## DATASET EXTRACT
-*-
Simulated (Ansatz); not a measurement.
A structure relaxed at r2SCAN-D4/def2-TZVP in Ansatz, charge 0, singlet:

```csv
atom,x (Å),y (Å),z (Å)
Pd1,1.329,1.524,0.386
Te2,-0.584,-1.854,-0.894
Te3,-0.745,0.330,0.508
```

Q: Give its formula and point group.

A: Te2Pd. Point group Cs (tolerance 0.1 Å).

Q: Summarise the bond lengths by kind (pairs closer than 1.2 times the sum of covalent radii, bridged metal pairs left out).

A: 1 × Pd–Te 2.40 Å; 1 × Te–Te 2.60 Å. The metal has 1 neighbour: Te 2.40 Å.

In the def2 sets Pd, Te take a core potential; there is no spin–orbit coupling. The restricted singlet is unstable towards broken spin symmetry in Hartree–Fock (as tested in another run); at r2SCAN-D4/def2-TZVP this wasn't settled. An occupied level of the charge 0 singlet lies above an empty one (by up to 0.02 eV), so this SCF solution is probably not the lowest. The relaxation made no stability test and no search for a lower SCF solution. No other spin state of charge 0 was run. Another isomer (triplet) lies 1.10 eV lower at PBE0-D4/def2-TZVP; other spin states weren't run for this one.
-*-

## EXERCISE
All lines from the top of the data through the line containing "A: 1 × Pd–Te" need to be retyped exactly, and nothing more.

## RESPONSE AREA
Simulated (Ansatz); not a measurement.
A structure relaxed at r2SCAN-D4/def2-TZVP in Ansatz, charge 0, singlet:

```csv
atom,x (Å),y (Å),z (Å)
Pd1,1.329,1.524,0.386
Te2,-0.584,-1.854,-0.894
Te3,-0.745,0.330,0.508
```

Q: Give its formula and point group.

A: Te2Pd. Point group Cs (tolerance 0.1 Å).

Q: Summarise the bond lengths by kind (pairs closer than 1.2 times the sum of covalent radii, bridged metal pairs left out).

A: 1 × Pd–Te 2.40 Å; 1 × Te–Te 2.60 Å. The metal has 1 neighbour: Te 2.40 Å.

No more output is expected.